* _EXERCISE_
Set down word for word the lines that begin the entries and run through the line containing "Problem. Find its symmetry and describe it.". Give nothing further.

* _STUDY MATERIAL_
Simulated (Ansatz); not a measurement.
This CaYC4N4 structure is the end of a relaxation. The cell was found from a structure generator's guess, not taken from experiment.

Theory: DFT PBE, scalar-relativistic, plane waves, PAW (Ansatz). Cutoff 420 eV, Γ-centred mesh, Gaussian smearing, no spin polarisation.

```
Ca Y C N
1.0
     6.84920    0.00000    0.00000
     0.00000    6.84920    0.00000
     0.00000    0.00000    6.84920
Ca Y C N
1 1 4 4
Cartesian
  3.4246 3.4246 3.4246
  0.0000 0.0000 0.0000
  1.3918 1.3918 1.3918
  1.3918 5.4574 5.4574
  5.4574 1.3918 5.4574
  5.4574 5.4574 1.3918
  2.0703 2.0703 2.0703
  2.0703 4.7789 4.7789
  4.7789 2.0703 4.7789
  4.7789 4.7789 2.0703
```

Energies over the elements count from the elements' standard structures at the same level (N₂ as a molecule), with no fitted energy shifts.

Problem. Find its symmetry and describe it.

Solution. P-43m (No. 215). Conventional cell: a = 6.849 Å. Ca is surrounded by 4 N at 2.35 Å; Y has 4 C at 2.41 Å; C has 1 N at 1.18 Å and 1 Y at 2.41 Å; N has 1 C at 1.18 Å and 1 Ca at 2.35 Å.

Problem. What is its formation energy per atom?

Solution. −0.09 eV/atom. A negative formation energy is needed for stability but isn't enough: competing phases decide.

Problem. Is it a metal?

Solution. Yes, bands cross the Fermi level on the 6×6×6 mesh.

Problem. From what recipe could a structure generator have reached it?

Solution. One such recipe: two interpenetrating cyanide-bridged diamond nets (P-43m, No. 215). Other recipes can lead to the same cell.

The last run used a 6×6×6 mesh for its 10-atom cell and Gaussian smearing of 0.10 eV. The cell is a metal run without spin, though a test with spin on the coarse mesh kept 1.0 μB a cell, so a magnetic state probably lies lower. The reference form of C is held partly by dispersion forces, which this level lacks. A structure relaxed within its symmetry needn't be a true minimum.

* _EXERCISE OUTPUT_
Simulated (Ansatz); not a measurement.
This CaYC4N4 structure is the end of a relaxation. The cell was found from a structure generator's guess, not taken from experiment.

Theory: DFT PBE, scalar-relativistic, plane waves, PAW (Ansatz). Cutoff 420 eV, Γ-centred mesh, Gaussian smearing, no spin polarisation.

```
Ca Y C N
1.0
     6.84920    0.00000    0.00000
     0.00000    6.84920    0.00000
     0.00000    0.00000    6.84920
Ca Y C N
1 1 4 4
Cartesian
  3.4246 3.4246 3.4246
  0.0000 0.0000 0.0000
  1.3918 1.3918 1.3918
  1.3918 5.4574 5.4574
  5.4574 1.3918 5.4574
  5.4574 5.4574 1.3918
  2.0703 2.0703 2.0703
  2.0703 4.7789 4.7789
  4.7789 2.0703 4.7789
  4.7789 4.7789 2.0703
```

Energies over the elements count from the elements' standard structures at the same level (N₂ as a molecule), with no fitted energy shifts.

Problem. Find its symmetry and describe it.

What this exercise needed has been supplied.